**WORK REQUEST**
Only the lines from the beginning of the data below through the line that contains "## (5) Complex" should be repeated, exactly as written.

↓
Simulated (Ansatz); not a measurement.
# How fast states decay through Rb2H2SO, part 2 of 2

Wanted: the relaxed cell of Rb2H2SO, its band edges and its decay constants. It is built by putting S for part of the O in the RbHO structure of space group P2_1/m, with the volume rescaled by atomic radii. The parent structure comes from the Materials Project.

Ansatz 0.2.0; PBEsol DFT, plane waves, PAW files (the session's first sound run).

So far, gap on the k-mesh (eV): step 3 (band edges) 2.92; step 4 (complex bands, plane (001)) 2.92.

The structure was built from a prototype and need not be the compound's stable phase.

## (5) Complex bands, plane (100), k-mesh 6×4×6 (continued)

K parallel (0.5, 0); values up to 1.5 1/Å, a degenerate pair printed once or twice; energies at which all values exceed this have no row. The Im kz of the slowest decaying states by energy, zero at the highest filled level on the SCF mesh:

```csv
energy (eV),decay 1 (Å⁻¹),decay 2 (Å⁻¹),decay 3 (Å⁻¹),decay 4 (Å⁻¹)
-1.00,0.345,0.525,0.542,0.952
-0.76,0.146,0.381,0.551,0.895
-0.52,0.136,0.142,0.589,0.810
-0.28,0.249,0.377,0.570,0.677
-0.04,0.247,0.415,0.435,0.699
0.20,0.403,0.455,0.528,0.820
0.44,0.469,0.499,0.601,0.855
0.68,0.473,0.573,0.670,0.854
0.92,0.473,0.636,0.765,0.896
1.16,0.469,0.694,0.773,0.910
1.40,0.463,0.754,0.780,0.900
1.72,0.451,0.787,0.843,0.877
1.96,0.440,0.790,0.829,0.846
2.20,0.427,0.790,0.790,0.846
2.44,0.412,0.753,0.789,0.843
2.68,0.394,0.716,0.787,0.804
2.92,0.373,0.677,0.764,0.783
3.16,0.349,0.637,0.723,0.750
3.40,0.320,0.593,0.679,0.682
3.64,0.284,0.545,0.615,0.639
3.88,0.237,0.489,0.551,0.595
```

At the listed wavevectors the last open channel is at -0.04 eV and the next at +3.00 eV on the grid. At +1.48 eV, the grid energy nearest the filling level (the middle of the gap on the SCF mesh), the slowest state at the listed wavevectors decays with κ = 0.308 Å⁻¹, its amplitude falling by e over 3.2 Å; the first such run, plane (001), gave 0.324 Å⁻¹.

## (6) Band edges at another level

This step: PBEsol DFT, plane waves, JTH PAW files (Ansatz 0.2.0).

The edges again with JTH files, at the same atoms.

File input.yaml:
↑

**TASK RESULT**
Simulated (Ansatz); not a measurement.
# How fast states decay through Rb2H2SO, part 2 of 2

Wanted: the relaxed cell of Rb2H2SO, its band edges and its decay constants. It is built by putting S for part of the O in the RbHO structure of space group P2_1/m, with the volume rescaled by atomic radii. The parent structure comes from the Materials Project.

Ansatz 0.2.0; PBEsol DFT, plane waves, PAW files (the session's first sound run).

So far, gap on the k-mesh (eV): step 3 (band edges) 2.92; step 4 (complex bands, plane (001)) 2.92.

The structure was built from a prototype and need not be the compound's stable phase.

## (5) Complex bands, plane (100), k-mesh 6×4×6 (continued)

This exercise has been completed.